EXERCISE → Copy each of the records exactly.

- - - -
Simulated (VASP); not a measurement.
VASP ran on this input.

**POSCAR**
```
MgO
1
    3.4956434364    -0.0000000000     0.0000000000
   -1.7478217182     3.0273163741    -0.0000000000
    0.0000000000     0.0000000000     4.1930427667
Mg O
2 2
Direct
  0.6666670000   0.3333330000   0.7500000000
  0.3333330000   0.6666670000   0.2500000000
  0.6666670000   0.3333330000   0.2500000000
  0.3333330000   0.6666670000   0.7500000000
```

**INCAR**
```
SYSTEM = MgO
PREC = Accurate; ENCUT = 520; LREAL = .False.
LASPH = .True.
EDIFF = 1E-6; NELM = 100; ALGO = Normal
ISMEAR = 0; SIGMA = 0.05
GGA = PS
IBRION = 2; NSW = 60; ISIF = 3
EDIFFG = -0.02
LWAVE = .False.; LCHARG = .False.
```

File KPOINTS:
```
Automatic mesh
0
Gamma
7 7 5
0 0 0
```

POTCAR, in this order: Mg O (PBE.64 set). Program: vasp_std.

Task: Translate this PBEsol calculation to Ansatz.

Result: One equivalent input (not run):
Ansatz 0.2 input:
- - - -

WRITTEN ANSWER →
Simulated (VASP); not a measurement.
VASP ran on this input.

**POSCAR**
```
MgO
1
    3.4956434364    -0.0000000000     0.0000000000
   -1.7478217182     3.0273163741    -0.0000000000
    0.0000000000     0.0000000000     4.1930427667
Mg O
2 2
Direct
  0.6666670000   0.3333330000   0.7500000000
  0.3333330000   0.6666670000   0.2500000000
  0.6666670000   0.3333330000   0.2500000000
  0.3333330000   0.6666670000   0.7500000000
```

**INCAR**
```
SYSTEM = MgO
PREC = Accurate; ENCUT = 520; LREAL = .False.
LASPH = .True.
EDIFF = 1E-6; NELM = 100; ALGO = Normal
ISMEAR = 0; SIGMA = 0.05
GGA = PS
IBRION = 2; NSW = 60; ISIF = 3
EDIFFG = -0.02
LWAVE = .False.; LCHARG = .False.
```

File KPOINTS:
```
Automatic mesh
0
Gamma
7 7 5
0 0 0
```

POTCAR, in this order: Mg O (PBE.64 set). Program: vasp_std.

Task: Translate this PBEsol calculation to Ansatz.

Result: One equivalent input (not run):
Ansatz 0.2 input:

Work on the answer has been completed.